=== BRIEF ===
Exact copies of all the records are to be printed.

=== LISTED ENTRIES ===
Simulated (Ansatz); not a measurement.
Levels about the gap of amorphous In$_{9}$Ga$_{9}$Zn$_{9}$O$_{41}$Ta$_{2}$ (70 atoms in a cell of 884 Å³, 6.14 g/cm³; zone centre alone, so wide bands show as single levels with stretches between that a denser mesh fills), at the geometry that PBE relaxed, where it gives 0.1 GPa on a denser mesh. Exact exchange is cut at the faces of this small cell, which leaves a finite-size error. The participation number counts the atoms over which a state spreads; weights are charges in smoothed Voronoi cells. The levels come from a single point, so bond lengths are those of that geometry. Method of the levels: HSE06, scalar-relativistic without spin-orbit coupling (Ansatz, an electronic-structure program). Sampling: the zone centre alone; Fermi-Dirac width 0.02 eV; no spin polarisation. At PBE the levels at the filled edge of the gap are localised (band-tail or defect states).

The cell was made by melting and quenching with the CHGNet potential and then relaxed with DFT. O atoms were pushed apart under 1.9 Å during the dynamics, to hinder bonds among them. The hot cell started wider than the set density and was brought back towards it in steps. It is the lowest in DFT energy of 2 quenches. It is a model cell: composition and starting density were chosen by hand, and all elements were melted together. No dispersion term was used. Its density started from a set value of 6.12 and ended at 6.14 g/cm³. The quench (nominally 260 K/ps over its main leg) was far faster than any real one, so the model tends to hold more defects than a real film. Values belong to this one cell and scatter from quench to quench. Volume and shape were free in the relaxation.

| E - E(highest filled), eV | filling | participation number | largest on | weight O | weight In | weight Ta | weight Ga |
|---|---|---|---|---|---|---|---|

=== EXERCISE SOLUTION ===
Simulated (Ansatz); not a measurement.
Levels about the gap of amorphous In$_{9}$Ga$_{9}$Zn$_{9}$O$_{41}$Ta$_{2}$ (70 atoms in a cell of 884 Å³, 6.14 g/cm³; zone centre alone, so wide bands show as single levels with stretches between that a denser mesh fills), at the geometry that PBE relaxed, where it gives 0.1 GPa on a denser mesh. Exact exchange is cut at the faces of this small cell, which leaves a finite-size error. The participation number counts the atoms over which a state spreads; weights are charges in smoothed Voronoi cells. The levels come from a single point, so bond lengths are those of that geometry. Method of the levels: HSE06, scalar-relativistic without spin-orbit coupling (Ansatz, an electronic-structure program). Sampling: the zone centre alone; Fermi-Dirac width 0.02 eV; no spin polarisation. At PBE the levels at the filled edge of the gap are localised (band-tail or defect states).

The cell was made by melting and quenching with the CHGNet potential and then relaxed with DFT. O atoms were pushed apart under 1.9 Å during the dynamics, to hinder bonds among them. The hot cell started wider than the set density and was brought back towards it in steps. It is the lowest in DFT energy of 2 quenches. It is a model cell: composition and starting density were chosen by hand, and all elements were melted together. No dispersion term was used. Its density started from a set value of 6.12 and ended at 6.14 g/cm³. The quench (nominally 260 K/ps over its main leg) was far faster than any real one, so the model tends to hold more defects than a real film. Values belong to this one cell and scatter from quench to quench. Volume and shape were free in the relaxation.

| E - E(highest filled), eV | filling | participation number | largest on | weight O | weight In | weight Ta | weight Ga |
|---|---|---|---|---|---|---|---|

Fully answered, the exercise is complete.